# # # #
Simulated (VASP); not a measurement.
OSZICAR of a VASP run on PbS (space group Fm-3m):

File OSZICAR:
# # # #

#### WORK REQUEST
Copy the records above faithfully. Begin at their first line, end at the line containing "OSZICAR of a", and include nothing else.

#### TASK RESULT
Simulated (VASP); not a measurement.
OSZICAR of a VASP run on PbS (space group Fm-3m):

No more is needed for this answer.